ACTION ITEM – The response should consist of the records that follow, printed exactly.

DATASET EXCERPTS –
-- Opening Marker --

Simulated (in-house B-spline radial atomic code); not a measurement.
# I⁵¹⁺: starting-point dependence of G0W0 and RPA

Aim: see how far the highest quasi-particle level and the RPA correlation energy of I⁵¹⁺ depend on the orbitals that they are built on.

-- Closing Marker --

ANSWER SECTION –
Simulated (in-house B-spline radial atomic code); not a measurement.
# I⁵¹⁺: starting-point dependence of G0W0 and RPA

Aim: see how far the highest quasi-particle level and the RPA correlation energy of I⁵¹⁺ depend on the orbitals that they are built on.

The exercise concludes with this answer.